• Provided material:
☆ ☆ ☆
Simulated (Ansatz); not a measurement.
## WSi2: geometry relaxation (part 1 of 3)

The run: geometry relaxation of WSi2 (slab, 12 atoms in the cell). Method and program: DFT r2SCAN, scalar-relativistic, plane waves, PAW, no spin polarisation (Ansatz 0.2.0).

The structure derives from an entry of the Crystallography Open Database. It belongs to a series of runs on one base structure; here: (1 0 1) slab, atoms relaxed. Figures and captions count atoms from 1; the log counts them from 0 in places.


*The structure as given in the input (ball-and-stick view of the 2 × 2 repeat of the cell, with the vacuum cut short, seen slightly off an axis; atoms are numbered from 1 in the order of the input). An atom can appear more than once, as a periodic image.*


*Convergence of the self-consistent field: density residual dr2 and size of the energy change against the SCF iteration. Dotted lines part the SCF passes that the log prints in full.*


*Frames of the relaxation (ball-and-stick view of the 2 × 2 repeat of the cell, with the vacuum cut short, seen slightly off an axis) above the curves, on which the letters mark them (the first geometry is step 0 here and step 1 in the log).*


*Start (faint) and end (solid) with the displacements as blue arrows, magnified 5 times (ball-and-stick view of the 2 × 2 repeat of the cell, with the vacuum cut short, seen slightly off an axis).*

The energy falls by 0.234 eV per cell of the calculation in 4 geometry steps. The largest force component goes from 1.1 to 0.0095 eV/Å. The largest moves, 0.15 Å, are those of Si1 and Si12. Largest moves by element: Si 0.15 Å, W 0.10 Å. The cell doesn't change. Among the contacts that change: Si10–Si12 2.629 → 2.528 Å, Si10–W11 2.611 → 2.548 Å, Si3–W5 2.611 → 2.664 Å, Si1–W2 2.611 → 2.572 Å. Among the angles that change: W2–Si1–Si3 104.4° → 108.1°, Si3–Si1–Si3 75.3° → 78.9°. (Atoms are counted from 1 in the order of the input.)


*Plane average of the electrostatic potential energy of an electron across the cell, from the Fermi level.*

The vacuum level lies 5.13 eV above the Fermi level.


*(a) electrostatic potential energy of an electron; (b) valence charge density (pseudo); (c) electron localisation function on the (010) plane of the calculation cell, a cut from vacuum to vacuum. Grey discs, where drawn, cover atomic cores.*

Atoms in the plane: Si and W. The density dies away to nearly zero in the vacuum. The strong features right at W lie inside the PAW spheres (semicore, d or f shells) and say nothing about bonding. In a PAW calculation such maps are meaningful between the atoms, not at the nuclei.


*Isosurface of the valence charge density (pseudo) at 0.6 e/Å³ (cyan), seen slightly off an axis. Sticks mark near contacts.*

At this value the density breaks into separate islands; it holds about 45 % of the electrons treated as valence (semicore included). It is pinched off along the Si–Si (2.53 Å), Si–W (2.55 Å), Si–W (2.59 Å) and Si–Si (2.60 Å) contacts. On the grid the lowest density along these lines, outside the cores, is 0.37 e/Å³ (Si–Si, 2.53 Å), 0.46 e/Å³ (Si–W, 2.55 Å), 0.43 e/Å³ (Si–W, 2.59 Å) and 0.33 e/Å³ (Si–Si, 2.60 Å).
☆ ☆ ☆

Please write out, exactly as they appear above, only the lines in the stretch from the line with "off an axis).*" through the line with "mark near contacts.*".

*Start (faint) and end (solid) with the displacements as blue arrows, magnified 5 times (ball-and-stick view of the 2 × 2 repeat of the cell, with the vacuum cut short, seen slightly off an axis).*

The energy falls by 0.234 eV per cell of the calculation in 4 geometry steps. The largest force component goes from 1.1 to 0.0095 eV/Å. The largest moves, 0.15 Å, are those of Si1 and Si12. Largest moves by element: Si 0.15 Å, W 0.10 Å. The cell doesn't change. Among the contacts that change: Si10–Si12 2.629 → 2.528 Å, Si10–W11 2.611 → 2.548 Å, Si3–W5 2.611 → 2.664 Å, Si1–W2 2.611 → 2.572 Å. Among the angles that change: W2–Si1–Si3 104.4° → 108.1°, Si3–Si1–Si3 75.3° → 78.9°. (Atoms are counted from 1 in the order of the input.)


*Plane average of the electrostatic potential energy of an electron across the cell, from the Fermi level.*

The vacuum level lies 5.13 eV above the Fermi level.


*(a) electrostatic potential energy of an electron; (b) valence charge density (pseudo); (c) electron localisation function on the (010) plane of the calculation cell, a cut from vacuum to vacuum. Grey discs, where drawn, cover atomic cores.*

Atoms in the plane: Si and W. The density dies away to nearly zero in the vacuum. The strong features right at W lie inside the PAW spheres (semicore, d or f shells) and say nothing about bonding. In a PAW calculation such maps are meaningful between the atoms, not at the nuclei.


*Isosurface of the valence charge density (pseudo) at 0.6 e/Å³ (cyan), seen slightly off an axis. Sticks mark near contacts.*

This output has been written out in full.